▶ _ACTION ITEM_
Each entry needs to be reproduced exactly as it is.

[Start of section]

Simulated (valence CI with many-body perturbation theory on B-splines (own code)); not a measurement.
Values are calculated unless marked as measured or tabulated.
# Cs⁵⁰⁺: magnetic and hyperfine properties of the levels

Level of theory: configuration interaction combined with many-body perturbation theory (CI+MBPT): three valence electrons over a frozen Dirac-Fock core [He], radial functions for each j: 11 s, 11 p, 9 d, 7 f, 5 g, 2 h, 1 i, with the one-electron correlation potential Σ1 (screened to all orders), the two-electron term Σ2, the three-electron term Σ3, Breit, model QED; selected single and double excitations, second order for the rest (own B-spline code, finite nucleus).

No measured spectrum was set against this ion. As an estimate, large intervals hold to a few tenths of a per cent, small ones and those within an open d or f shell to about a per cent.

[End of section]

▶ _TASK RESULT_
Simulated (valence CI with many-body perturbation theory on B-splines (own code)); not a measurement.
Values are calculated unless marked as measured or tabulated.
# Cs⁵⁰⁺: magnetic and hyperfine properties of the levels

Level of theory: configuration interaction combined with many-body perturbation theory (CI+MBPT): three valence electrons over a frozen Dirac-Fock core [He], radial functions for each j: 11 s, 11 p, 9 d, 7 f, 5 g, 2 h, 1 i, with the one-electron correlation potential Σ1 (screened to all orders), the two-electron term Σ2, the three-electron term Σ3, Breit, model QED; selected single and double excitations, second order for the rest (own B-spline code, finite nucleus).

No measured spectrum was set against this ion. As an estimate, large intervals hold to a few tenths of a per cent, small ones and those within an open d or f shell to about a per cent.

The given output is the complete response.